__Work item__. Only part of the listing is needed, namely the lines from its start through the line with "E_F before switching = 2.838957 MV/cm", and they should be retyped exactly.

__Data provided__.
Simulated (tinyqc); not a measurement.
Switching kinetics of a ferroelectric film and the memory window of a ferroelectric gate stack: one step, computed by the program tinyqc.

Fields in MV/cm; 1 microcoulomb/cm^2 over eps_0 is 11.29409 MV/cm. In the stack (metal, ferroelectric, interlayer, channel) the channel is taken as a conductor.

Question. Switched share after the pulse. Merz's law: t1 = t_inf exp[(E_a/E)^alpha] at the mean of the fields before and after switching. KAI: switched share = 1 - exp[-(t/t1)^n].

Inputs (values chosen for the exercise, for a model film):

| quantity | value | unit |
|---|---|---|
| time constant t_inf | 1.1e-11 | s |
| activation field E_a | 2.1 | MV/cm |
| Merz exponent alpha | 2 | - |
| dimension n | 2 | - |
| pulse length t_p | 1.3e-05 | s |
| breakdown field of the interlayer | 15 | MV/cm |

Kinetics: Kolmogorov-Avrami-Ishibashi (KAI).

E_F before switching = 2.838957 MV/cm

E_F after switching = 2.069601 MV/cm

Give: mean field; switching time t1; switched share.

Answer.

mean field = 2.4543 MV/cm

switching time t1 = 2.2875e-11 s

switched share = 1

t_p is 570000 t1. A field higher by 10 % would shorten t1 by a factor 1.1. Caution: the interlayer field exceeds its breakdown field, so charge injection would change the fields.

__Exercise response__.
Simulated (tinyqc); not a measurement.
Switching kinetics of a ferroelectric film and the memory window of a ferroelectric gate stack: one step, computed by the program tinyqc.

Fields in MV/cm; 1 microcoulomb/cm^2 over eps_0 is 11.29409 MV/cm. In the stack (metal, ferroelectric, interlayer, channel) the channel is taken as a conductor.

Question. Switched share after the pulse. Merz's law: t1 = t_inf exp[(E_a/E)^alpha] at the mean of the fields before and after switching. KAI: switched share = 1 - exp[-(t/t1)^n].

Inputs (values chosen for the exercise, for a model film):

| quantity | value | unit |
|---|---|---|
| time constant t_inf | 1.1e-11 | s |
| activation field E_a | 2.1 | MV/cm |
| Merz exponent alpha | 2 | - |
| dimension n | 2 | - |
| pulse length t_p | 1.3e-05 | s |
| breakdown field of the interlayer | 15 | MV/cm |

Kinetics: Kolmogorov-Avrami-Ishibashi (KAI).

E_F before switching = 2.838957 MV/cm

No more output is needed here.